-=-=-

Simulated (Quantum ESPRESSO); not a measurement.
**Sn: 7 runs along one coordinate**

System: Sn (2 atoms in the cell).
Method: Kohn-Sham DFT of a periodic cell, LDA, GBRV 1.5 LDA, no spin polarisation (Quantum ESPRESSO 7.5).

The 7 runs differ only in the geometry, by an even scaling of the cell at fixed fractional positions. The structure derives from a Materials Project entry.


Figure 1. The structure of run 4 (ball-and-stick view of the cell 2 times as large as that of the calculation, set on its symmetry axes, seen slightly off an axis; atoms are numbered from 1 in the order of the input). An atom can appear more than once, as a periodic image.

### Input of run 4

-=-=-

> Requirement
Your answer should consist of every record, restated exactly.

> Response
Simulated (Quantum ESPRESSO); not a measurement.
**Sn: 7 runs along one coordinate**

System: Sn (2 atoms in the cell).
Method: Kohn-Sham DFT of a periodic cell, LDA, GBRV 1.5 LDA, no spin polarisation (Quantum ESPRESSO 7.5).

The 7 runs differ only in the geometry, by an even scaling of the cell at fixed fractional positions. The structure derives from a Materials Project entry.


Figure 1. The structure of run 4 (ball-and-stick view of the cell 2 times as large as that of the calculation, set on its symmetry axes, seen slightly off an axis; atoms are numbered from 1 in the order of the input). An atom can appear more than once, as a periodic image.

### Input of run 4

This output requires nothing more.